________________________

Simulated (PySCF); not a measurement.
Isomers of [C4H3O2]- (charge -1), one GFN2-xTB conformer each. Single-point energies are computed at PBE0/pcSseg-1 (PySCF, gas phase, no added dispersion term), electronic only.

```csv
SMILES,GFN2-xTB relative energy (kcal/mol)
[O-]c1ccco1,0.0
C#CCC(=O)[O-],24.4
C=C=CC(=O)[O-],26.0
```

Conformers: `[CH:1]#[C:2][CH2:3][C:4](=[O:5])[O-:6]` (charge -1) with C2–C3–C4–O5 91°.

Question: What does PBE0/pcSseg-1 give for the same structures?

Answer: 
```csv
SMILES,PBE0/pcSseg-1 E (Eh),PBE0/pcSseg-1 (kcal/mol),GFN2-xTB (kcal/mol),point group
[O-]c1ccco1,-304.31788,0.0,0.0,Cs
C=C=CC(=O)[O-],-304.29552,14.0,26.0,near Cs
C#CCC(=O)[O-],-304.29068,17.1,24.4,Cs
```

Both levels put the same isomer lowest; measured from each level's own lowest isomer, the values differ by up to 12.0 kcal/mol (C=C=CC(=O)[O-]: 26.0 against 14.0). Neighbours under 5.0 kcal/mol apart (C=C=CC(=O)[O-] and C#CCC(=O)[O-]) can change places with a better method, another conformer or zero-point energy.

________________________

ASSIGNED TASK: Reproduce the material above, keeping every line intact.

SOLUTION:
Simulated (PySCF); not a measurement.
Isomers of [C4H3O2]- (charge -1), one GFN2-xTB conformer each. Single-point energies are computed at PBE0/pcSseg-1 (PySCF, gas phase, no added dispersion term), electronic only.

```csv
SMILES,GFN2-xTB relative energy (kcal/mol)
[O-]c1ccco1,0.0
C#CCC(=O)[O-],24.4
C=C=CC(=O)[O-],26.0
```

Conformers: `[CH:1]#[C:2][CH2:3][C:4](=[O:5])[O-:6]` (charge -1) with C2–C3–C4–O5 91°.

Question: What does PBE0/pcSseg-1 give for the same structures?

Answer: 
```csv
SMILES,PBE0/pcSseg-1 E (Eh),PBE0/pcSseg-1 (kcal/mol),GFN2-xTB (kcal/mol),point group
[O-]c1ccco1,-304.31788,0.0,0.0,Cs
C=C=CC(=O)[O-],-304.29552,14.0,26.0,near Cs
C#CCC(=O)[O-],-304.29068,17.1,24.4,Cs
```

Both levels put the same isomer lowest; measured from each level's own lowest isomer, the values differ by up to 12.0 kcal/mol (C=C=CC(=O)[O-]: 26.0 against 14.0). Neighbours under 5.0 kcal/mol apart (C=C=CC(=O)[O-] and C#CCC(=O)[O-]) can change places with a better method, another conformer or zero-point energy.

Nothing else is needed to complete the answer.